> [Assignment]
Take the data below and copy exactly the lines starting at the one with "Level of theory: a" and finishing at the one with "Answer: As powers", both included.

> [Record excerpts]
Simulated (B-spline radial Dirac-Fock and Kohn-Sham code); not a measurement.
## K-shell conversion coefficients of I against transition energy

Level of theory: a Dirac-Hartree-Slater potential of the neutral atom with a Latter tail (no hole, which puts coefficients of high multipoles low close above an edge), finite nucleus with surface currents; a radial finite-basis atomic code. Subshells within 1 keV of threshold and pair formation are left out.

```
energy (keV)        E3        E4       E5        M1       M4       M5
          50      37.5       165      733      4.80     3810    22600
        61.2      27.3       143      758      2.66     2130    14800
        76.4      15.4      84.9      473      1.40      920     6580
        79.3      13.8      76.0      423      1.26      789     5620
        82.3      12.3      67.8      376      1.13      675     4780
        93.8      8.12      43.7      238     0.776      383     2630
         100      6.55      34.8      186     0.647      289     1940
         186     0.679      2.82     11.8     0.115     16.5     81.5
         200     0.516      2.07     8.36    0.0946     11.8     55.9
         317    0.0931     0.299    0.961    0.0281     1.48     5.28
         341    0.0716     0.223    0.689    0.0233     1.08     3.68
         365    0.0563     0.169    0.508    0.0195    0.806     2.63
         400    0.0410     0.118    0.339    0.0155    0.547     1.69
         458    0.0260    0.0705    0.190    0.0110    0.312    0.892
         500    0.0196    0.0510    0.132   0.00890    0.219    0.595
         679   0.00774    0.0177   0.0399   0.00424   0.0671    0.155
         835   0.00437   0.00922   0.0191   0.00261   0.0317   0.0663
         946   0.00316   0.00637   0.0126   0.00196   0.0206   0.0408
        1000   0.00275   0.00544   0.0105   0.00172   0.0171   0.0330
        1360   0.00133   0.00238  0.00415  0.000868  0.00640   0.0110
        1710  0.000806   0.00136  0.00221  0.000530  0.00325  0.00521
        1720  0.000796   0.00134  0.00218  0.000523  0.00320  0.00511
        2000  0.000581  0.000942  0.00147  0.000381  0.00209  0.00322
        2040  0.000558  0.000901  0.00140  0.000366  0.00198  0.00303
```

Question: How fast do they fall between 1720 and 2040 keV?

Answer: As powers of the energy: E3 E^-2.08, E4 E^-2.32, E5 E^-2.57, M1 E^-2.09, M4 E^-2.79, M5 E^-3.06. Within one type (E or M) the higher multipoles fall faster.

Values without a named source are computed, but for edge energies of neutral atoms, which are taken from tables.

> [Reply]
Level of theory: a Dirac-Hartree-Slater potential of the neutral atom with a Latter tail (no hole, which puts coefficients of high multipoles low close above an edge), finite nucleus with surface currents; a radial finite-basis atomic code. Subshells within 1 keV of threshold and pair formation are left out.

```
energy (keV)        E3        E4       E5        M1       M4       M5
          50      37.5       165      733      4.80     3810    22600
        61.2      27.3       143      758      2.66     2130    14800
        76.4      15.4      84.9      473      1.40      920     6580
        79.3      13.8      76.0      423      1.26      789     5620
        82.3      12.3      67.8      376      1.13      675     4780
        93.8      8.12      43.7      238     0.776      383     2630
         100      6.55      34.8      186     0.647      289     1940
         186     0.679      2.82     11.8     0.115     16.5     81.5
         200     0.516      2.07     8.36    0.0946     11.8     55.9
         317    0.0931     0.299    0.961    0.0281     1.48     5.28
         341    0.0716     0.223    0.689    0.0233     1.08     3.68
         365    0.0563     0.169    0.508    0.0195    0.806     2.63
         400    0.0410     0.118    0.339    0.0155    0.547     1.69
         458    0.0260    0.0705    0.190    0.0110    0.312    0.892
         500    0.0196    0.0510    0.132   0.00890    0.219    0.595
         679   0.00774    0.0177   0.0399   0.00424   0.0671    0.155
         835   0.00437   0.00922   0.0191   0.00261   0.0317   0.0663
         946   0.00316   0.00637   0.0126   0.00196   0.0206   0.0408
        1000   0.00275   0.00544   0.0105   0.00172   0.0171   0.0330
        1360   0.00133   0.00238  0.00415  0.000868  0.00640   0.0110
        1710  0.000806   0.00136  0.00221  0.000530  0.00325  0.00521
        1720  0.000796   0.00134  0.00218  0.000523  0.00320  0.00511
        2000  0.000581  0.000942  0.00147  0.000381  0.00209  0.00322
        2040  0.000558  0.000901  0.00140  0.000366  0.00198  0.00303
```

Question: How fast do they fall between 1720 and 2040 keV?

Answer: As powers of the energy: E3 E^-2.08, E4 E^-2.32, E5 E^-2.57, M1 E^-2.09, M4 E^-2.79, M5 E^-3.06. Within one type (E or M) the higher multipoles fall faster.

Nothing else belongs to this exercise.